_EXTRACTED RECORDS_.
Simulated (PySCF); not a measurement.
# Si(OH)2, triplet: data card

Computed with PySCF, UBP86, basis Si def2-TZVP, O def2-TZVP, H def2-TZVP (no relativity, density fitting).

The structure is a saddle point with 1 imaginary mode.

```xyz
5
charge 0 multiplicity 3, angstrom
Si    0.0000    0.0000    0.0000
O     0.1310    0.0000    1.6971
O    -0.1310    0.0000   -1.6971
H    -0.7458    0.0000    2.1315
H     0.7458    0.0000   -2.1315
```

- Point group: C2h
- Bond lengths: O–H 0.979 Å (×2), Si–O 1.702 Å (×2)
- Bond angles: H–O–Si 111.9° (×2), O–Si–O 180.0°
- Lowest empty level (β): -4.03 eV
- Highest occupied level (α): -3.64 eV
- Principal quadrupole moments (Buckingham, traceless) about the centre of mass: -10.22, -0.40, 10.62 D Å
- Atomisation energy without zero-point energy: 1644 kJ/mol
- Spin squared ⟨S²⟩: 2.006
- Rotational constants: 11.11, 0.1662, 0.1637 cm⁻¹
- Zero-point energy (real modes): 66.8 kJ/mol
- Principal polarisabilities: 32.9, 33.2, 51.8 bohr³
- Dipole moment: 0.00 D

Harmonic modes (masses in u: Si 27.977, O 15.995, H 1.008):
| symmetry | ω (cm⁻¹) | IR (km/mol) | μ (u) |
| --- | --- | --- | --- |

_WORK INSTRUCTION_.
Retype the records above exactly.

_TASK RESULT_.
Simulated (PySCF); not a measurement.
# Si(OH)2, triplet: data card

Computed with PySCF, UBP86, basis Si def2-TZVP, O def2-TZVP, H def2-TZVP (no relativity, density fitting).

The structure is a saddle point with 1 imaginary mode.

```xyz
5
charge 0 multiplicity 3, angstrom
Si    0.0000    0.0000    0.0000
O     0.1310    0.0000    1.6971
O    -0.1310    0.0000   -1.6971
H    -0.7458    0.0000    2.1315
H     0.7458    0.0000   -2.1315
```

- Point group: C2h
- Bond lengths: O–H 0.979 Å (×2), Si–O 1.702 Å (×2)
- Bond angles: H–O–Si 111.9° (×2), O–Si–O 180.0°
- Lowest empty level (β): -4.03 eV
- Highest occupied level (α): -3.64 eV
- Principal quadrupole moments (Buckingham, traceless) about the centre of mass: -10.22, -0.40, 10.62 D Å
- Atomisation energy without zero-point energy: 1644 kJ/mol
- Spin squared ⟨S²⟩: 2.006
- Rotational constants: 11.11, 0.1662, 0.1637 cm⁻¹
- Zero-point energy (real modes): 66.8 kJ/mol
- Principal polarisabilities: 32.9, 33.2, 51.8 bohr³
- Dipole moment: 0.00 D

Harmonic modes (masses in u: Si 27.977, O 15.995, H 1.008):
| symmetry | ω (cm⁻¹) | IR (km/mol) | μ (u) |
| --- | --- | --- | --- |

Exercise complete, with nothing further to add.